* [Work request]:
Please repeat only the stretch of records running from the first line through the line that contains "at -0.009 GPa**".

* [Dataset records]:
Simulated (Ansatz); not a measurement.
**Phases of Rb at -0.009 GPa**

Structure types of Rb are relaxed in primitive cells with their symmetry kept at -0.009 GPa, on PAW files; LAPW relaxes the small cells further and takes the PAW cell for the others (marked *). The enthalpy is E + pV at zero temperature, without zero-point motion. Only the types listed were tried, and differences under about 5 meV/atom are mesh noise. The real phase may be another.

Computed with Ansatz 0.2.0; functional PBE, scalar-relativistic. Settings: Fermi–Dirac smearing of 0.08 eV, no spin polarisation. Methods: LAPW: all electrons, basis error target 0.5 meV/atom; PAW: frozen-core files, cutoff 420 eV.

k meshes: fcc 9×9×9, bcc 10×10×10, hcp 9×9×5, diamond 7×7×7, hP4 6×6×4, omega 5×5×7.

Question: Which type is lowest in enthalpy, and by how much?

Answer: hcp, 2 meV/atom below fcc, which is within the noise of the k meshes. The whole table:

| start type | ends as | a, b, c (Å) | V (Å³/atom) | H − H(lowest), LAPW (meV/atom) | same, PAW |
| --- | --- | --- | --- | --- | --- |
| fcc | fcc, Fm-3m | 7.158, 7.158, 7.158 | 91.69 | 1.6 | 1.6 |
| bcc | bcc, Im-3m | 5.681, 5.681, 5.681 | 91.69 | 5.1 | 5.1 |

* [Your response]:
Simulated (Ansatz); not a measurement.
**Phases of Rb at -0.009 GPa**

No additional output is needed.